◆ **WORK ORDER**:
In the material below, the required lines run from the one containing "Simulated with DEVSIM: 1D" through the one containing "Energies count from". Copy those lines exactly, ends included, and nothing else.

◆ **INFORMATION**:
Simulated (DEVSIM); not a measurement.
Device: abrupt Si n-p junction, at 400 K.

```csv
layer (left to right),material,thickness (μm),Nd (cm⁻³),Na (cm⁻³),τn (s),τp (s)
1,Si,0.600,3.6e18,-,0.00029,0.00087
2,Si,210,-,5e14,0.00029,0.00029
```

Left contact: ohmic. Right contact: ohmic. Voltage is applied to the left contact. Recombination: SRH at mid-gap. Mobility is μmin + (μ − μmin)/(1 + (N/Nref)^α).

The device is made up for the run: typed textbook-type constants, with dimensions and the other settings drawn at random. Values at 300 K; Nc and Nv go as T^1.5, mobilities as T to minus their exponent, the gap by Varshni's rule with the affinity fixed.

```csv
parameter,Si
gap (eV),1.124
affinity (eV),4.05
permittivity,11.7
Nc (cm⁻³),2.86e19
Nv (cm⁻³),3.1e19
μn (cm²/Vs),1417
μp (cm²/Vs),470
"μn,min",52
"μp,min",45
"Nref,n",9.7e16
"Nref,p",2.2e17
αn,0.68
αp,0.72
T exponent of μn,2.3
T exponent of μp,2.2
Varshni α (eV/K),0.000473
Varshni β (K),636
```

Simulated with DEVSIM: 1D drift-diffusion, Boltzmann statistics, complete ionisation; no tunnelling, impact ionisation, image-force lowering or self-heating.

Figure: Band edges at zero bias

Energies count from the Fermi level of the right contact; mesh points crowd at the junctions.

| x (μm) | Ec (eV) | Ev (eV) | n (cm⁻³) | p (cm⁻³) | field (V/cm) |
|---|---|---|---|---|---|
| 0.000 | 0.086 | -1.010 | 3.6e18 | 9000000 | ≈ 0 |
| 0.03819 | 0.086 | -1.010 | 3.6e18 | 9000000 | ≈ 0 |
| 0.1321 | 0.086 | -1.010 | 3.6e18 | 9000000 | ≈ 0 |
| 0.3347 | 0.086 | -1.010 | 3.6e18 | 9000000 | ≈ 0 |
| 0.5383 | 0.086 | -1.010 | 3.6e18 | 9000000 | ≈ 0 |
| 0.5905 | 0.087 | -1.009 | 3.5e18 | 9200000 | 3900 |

◆ **WRITTEN ANSWER**:
Simulated with DEVSIM: 1D drift-diffusion, Boltzmann statistics, complete ionisation; no tunnelling, impact ionisation, image-force lowering or self-heating.

Figure: Band edges at zero bias

Energies count from the Fermi level of the right contact; mesh points crowd at the junctions.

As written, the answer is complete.